§ Work instruction
Please reproduce the listing in its entirety, exactly as shown.

Start of Data excerpts
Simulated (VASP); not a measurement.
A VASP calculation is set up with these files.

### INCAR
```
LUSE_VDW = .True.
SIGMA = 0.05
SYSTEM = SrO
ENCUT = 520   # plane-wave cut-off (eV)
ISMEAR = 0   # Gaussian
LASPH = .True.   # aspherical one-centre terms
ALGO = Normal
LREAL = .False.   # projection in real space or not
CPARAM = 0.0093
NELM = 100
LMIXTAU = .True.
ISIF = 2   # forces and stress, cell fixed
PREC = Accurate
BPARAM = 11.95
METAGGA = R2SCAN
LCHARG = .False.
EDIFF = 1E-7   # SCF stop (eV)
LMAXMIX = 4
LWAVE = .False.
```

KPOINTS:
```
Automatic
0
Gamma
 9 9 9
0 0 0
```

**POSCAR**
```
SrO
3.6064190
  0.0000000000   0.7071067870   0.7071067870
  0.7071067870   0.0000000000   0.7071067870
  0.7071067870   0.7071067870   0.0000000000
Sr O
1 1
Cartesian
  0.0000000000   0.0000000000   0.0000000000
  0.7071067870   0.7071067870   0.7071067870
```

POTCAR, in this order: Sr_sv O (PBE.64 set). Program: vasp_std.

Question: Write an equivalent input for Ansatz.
End of Data excerpts

§ Task output
Simulated (VASP); not a measurement.
A VASP calculation is set up with these files.

### INCAR
```
LUSE_VDW = .True.
SIGMA = 0.05
SYSTEM = SrO
ENCUT = 520   # plane-wave cut-off (eV)
ISMEAR = 0   # Gaussian
LASPH = .True.   # aspherical one-centre terms
ALGO = Normal
LREAL = .False.   # projection in real space or not
CPARAM = 0.0093
NELM = 100
LMIXTAU = .True.
ISIF = 2   # forces and stress, cell fixed
PREC = Accurate
BPARAM = 11.95
METAGGA = R2SCAN
LCHARG = .False.
EDIFF = 1E-7   # SCF stop (eV)
LMAXMIX = 4
LWAVE = .False.
```

KPOINTS:
```
Automatic
0
Gamma
 9 9 9
0 0 0
```

**POSCAR**
```
SrO
3.6064190
  0.0000000000   0.7071067870   0.7071067870
  0.7071067870   0.0000000000   0.7071067870
  0.7071067870   0.7071067870   0.0000000000
Sr O
1 1
Cartesian
  0.0000000000   0.0000000000   0.0000000000
  0.7071067870   0.7071067870   0.7071067870
```

POTCAR, in this order: Sr_sv O (PBE.64 set). Program: vasp_std.

Question: Write an equivalent input for Ansatz.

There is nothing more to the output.